┄┄┄┄┄┄

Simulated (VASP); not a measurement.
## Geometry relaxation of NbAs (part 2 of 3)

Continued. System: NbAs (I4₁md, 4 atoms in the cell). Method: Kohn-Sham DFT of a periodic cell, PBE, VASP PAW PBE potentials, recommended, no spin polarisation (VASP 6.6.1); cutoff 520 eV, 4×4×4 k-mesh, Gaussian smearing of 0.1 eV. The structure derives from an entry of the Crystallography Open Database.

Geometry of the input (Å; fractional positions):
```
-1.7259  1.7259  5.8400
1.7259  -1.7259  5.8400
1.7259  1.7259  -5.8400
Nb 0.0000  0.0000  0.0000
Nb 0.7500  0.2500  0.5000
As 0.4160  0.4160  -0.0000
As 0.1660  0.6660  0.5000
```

┄┄┄┄┄┄

__Assigned task__:
Print the entire listing above once more, with nothing changed.

__Exercise output__:
Simulated (VASP); not a measurement.
## Geometry relaxation of NbAs (part 2 of 3)

Continued. System: NbAs (I4₁md, 4 atoms in the cell). Method: Kohn-Sham DFT of a periodic cell, PBE, VASP PAW PBE potentials, recommended, no spin polarisation (VASP 6.6.1); cutoff 520 eV, 4×4×4 k-mesh, Gaussian smearing of 0.1 eV. The structure derives from an entry of the Crystallography Open Database.

Geometry of the input (Å; fractional positions):
```
-1.7259  1.7259  5.8400
1.7259  -1.7259  5.8400
1.7259  1.7259  -5.8400
Nb 0.0000  0.0000  0.0000
Nb 0.7500  0.2500  0.5000
As 0.4160  0.4160  -0.0000
As 0.1660  0.6660  0.5000
```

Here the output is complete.